▸ **Task item**: Only one stretch of the data below is wanted: the lines starting at the one with "The runs use" and ending at the one with "## 2. Relaxing", both included, given again exactly.

▸ **Material provided**:
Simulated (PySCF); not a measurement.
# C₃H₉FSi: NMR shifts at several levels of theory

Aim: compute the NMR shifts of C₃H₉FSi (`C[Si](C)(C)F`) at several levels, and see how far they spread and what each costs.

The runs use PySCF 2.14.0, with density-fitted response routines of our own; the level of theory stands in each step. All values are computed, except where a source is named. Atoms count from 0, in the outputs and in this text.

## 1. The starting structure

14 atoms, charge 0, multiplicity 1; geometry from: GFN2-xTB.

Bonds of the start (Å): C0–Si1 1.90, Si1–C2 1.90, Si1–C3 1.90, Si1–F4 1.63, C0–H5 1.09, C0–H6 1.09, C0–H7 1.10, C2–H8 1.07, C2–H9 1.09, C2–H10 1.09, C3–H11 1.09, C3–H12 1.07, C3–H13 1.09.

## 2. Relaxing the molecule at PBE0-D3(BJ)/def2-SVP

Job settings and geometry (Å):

▸ **Answer section**:
The runs use PySCF 2.14.0, with density-fitted response routines of our own; the level of theory stands in each step. All values are computed, except where a source is named. Atoms count from 0, in the outputs and in this text.

## 1. The starting structure

14 atoms, charge 0, multiplicity 1; geometry from: GFN2-xTB.

Bonds of the start (Å): C0–Si1 1.90, Si1–C2 1.90, Si1–C3 1.90, Si1–F4 1.63, C0–H5 1.09, C0–H6 1.09, C0–H7 1.10, C2–H8 1.07, C2–H9 1.09, C2–H10 1.09, C3–H11 1.09, C3–H12 1.07, C3–H13 1.09.

## 2. Relaxing the molecule at PBE0-D3(BJ)/def2-SVP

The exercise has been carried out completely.